------------------------------------------------
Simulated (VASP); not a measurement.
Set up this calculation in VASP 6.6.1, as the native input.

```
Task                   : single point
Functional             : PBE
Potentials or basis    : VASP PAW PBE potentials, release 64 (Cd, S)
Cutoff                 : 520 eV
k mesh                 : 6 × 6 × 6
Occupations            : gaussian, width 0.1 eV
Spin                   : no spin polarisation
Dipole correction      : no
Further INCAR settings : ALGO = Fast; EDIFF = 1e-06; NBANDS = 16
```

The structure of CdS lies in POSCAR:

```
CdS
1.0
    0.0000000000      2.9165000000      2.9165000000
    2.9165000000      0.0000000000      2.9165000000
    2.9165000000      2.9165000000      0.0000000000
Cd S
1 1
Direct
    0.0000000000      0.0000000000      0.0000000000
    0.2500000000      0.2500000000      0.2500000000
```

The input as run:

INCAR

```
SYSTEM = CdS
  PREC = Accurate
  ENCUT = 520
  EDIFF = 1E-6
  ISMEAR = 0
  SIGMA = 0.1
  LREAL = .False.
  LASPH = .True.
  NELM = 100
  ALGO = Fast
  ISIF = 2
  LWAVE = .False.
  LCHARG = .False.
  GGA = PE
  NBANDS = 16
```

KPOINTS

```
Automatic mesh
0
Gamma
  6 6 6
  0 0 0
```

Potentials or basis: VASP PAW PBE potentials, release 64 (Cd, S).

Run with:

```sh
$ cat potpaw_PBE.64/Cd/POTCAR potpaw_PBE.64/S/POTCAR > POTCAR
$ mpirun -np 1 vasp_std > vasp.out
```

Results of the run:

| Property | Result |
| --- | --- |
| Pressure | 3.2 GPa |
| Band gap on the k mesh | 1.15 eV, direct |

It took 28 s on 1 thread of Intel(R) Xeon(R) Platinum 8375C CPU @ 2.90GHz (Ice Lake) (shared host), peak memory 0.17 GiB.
------------------------------------------------

▸ **Required action**: In the answer, the lines from the first line of the data above through the line containing "eV, direct |" must appear exactly as written, with nothing else.

▸ **Answer area**:
Simulated (VASP); not a measurement.
Set up this calculation in VASP 6.6.1, as the native input.

```
Task                   : single point
Functional             : PBE
Potentials or basis    : VASP PAW PBE potentials, release 64 (Cd, S)
Cutoff                 : 520 eV
k mesh                 : 6 × 6 × 6
Occupations            : gaussian, width 0.1 eV
Spin                   : no spin polarisation
Dipole correction      : no
Further INCAR settings : ALGO = Fast; EDIFF = 1e-06; NBANDS = 16
```

The structure of CdS lies in POSCAR:

```
CdS
1.0
    0.0000000000      2.9165000000      2.9165000000
    2.9165000000      0.0000000000      2.9165000000
    2.9165000000      2.9165000000      0.0000000000
Cd S
1 1
Direct
    0.0000000000      0.0000000000      0.0000000000
    0.2500000000      0.2500000000      0.2500000000
```

The input as run:

INCAR

```
SYSTEM = CdS
  PREC = Accurate
  ENCUT = 520
  EDIFF = 1E-6
  ISMEAR = 0
  SIGMA = 0.1
  LREAL = .False.
  LASPH = .True.
  NELM = 100
  ALGO = Fast
  ISIF = 2
  LWAVE = .False.
  LCHARG = .False.
  GGA = PE
  NBANDS = 16
```

KPOINTS

```
Automatic mesh
0
Gamma
  6 6 6
  0 0 0
```

Potentials or basis: VASP PAW PBE potentials, release 64 (Cd, S).

Run with:

```sh
$ cat potpaw_PBE.64/Cd/POTCAR potpaw_PBE.64/S/POTCAR > POTCAR
$ mpirun -np 1 vasp_std > vasp.out
```

Results of the run:

| Property | Result |
| --- | --- |
| Pressure | 3.2 GPa |
| Band gap on the k mesh | 1.15 eV, direct |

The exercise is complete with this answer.